◆ **ASSIGNMENT**
The reply should give back every entry exactly as written.

◆ **DATA SECTION**
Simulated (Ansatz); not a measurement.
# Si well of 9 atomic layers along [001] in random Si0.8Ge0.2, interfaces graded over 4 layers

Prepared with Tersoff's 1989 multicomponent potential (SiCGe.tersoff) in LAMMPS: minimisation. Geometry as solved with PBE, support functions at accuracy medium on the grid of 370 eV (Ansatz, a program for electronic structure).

◆ **TASK OUTPUT**
Simulated (Ansatz); not a measurement.
# Si well of 9 atomic layers along [001] in random Si0.8Ge0.2, interfaces graded over 4 layers

Prepared with Tersoff's 1989 multicomponent potential (SiCGe.tersoff) in LAMMPS: minimisation. Geometry as solved with PBE, support functions at accuracy medium on the grid of 370 eV (Ansatz, a program for electronic structure).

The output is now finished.